REQUIREMENT:
Look below for the line containing "One calculation is"; from there, print each line exactly up to and including the line containing "So far: The", and stop.

DATASET RECORDS:
== Segment start ==

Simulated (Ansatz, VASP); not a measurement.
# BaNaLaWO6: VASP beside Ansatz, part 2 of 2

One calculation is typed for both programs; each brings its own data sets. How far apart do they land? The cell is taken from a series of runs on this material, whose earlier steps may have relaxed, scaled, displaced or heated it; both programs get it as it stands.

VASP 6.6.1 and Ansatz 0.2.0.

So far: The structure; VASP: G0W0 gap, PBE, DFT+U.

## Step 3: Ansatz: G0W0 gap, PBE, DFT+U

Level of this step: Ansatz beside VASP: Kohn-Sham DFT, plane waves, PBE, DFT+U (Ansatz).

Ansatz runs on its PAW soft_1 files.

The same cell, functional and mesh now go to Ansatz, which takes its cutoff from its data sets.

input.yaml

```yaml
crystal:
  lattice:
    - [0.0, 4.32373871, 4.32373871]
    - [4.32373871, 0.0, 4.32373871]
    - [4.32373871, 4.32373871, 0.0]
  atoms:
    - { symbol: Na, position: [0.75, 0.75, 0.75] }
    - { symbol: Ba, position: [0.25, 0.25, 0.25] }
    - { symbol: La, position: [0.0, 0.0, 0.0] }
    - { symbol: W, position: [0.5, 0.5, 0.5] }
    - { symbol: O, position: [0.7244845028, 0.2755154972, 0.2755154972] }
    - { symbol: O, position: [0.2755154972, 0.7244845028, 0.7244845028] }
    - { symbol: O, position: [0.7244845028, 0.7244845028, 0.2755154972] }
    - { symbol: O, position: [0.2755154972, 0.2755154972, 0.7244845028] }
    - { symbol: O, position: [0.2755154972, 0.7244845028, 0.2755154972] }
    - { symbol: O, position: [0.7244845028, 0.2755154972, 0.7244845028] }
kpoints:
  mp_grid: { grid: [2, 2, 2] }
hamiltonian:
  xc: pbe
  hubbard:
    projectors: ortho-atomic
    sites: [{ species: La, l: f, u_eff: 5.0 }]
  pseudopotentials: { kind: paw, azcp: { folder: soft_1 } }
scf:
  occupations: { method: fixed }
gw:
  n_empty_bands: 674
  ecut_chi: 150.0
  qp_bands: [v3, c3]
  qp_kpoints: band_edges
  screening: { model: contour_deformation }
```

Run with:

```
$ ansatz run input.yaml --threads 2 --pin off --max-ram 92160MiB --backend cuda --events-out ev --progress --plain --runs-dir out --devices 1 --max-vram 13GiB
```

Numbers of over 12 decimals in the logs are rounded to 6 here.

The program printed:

== Segment end ==

TASK ANSWER:
One calculation is typed for both programs; each brings its own data sets. How far apart do they land? The cell is taken from a series of runs on this material, whose earlier steps may have relaxed, scaled, displaced or heated it; both programs get it as it stands.

VASP 6.6.1 and Ansatz 0.2.0.

So far: The structure; VASP: G0W0 gap, PBE, DFT+U.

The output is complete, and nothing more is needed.